REQUIRED ACTION — Transcribe the listing below only from the line with "VASP beside Ansatz**" up to and including the line with "Change from the".

==== DATA PROVIDED ====

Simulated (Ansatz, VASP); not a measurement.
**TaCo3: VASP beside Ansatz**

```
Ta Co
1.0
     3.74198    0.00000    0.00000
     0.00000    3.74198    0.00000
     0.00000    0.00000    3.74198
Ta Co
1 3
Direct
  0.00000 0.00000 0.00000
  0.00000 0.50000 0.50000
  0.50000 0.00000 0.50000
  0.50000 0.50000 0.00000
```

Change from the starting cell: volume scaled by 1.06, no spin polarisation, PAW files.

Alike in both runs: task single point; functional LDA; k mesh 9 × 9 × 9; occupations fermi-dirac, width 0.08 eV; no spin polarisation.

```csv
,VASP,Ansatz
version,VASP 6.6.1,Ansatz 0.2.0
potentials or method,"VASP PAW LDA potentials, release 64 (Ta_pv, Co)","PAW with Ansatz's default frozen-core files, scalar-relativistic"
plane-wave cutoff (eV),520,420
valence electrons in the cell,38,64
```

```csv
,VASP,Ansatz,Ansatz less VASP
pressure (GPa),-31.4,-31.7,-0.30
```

====

RESPONSE AREA —
**TaCo3: VASP beside Ansatz**

```
Ta Co
1.0
     3.74198    0.00000    0.00000
     0.00000    3.74198    0.00000
     0.00000    0.00000    3.74198
Ta Co
1 3
Direct
  0.00000 0.00000 0.00000
  0.00000 0.50000 0.50000
  0.50000 0.00000 0.50000
  0.50000 0.50000 0.00000
```

Change from the starting cell: volume scaled by 1.06, no spin polarisation, PAW files.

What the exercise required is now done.